--------

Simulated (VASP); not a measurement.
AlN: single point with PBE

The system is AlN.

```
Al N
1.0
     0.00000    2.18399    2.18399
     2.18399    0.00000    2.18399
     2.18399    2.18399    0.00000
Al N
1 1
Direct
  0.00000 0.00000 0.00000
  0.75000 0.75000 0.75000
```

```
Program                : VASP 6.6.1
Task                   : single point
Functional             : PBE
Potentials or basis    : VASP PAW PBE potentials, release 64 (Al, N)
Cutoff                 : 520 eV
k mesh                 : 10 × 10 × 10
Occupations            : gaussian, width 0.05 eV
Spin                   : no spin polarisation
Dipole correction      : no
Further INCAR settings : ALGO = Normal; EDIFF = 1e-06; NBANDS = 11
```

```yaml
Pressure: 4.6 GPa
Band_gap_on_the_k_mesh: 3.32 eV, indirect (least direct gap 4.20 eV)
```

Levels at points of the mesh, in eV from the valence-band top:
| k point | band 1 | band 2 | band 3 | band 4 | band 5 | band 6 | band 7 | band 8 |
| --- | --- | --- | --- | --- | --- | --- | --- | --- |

--------

Brief - Reproduce the material above exactly, beginning at its first line and ending with the line that holds "Levels at points". Include nothing else.

Response box -
Simulated (VASP); not a measurement.
AlN: single point with PBE

The system is AlN.

```
Al N
1.0
     0.00000    2.18399    2.18399
     2.18399    0.00000    2.18399
     2.18399    2.18399    0.00000
Al N
1 1
Direct
  0.00000 0.00000 0.00000
  0.75000 0.75000 0.75000
```

```
Program                : VASP 6.6.1
Task                   : single point
Functional             : PBE
Potentials or basis    : VASP PAW PBE potentials, release 64 (Al, N)
Cutoff                 : 520 eV
k mesh                 : 10 × 10 × 10
Occupations            : gaussian, width 0.05 eV
Spin                   : no spin polarisation
Dipole correction      : no
Further INCAR settings : ALGO = Normal; EDIFF = 1e-06; NBANDS = 11
```

```yaml
Pressure: 4.6 GPa
Band_gap_on_the_k_mesh: 3.32 eV, indirect (least direct gap 4.20 eV)
```

Levels at points of the mesh, in eV from the valence-band top:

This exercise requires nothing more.